__________________________________________________

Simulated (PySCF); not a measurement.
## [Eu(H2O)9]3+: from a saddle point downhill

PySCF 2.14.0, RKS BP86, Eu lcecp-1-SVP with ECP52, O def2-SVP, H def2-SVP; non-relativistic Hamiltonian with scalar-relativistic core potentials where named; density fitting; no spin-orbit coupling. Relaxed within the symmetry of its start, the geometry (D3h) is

__________________________________________________

» **TASK ITEM**: Could you copy every record above exactly as it stands?

» **TASK ANSWER**:
Simulated (PySCF); not a measurement.
## [Eu(H2O)9]3+: from a saddle point downhill

PySCF 2.14.0, RKS BP86, Eu lcecp-1-SVP with ECP52, O def2-SVP, H def2-SVP; non-relativistic Hamiltonian with scalar-relativistic core potentials where named; density fitting; no spin-orbit coupling. Relaxed within the symmetry of its start, the geometry (D3h) is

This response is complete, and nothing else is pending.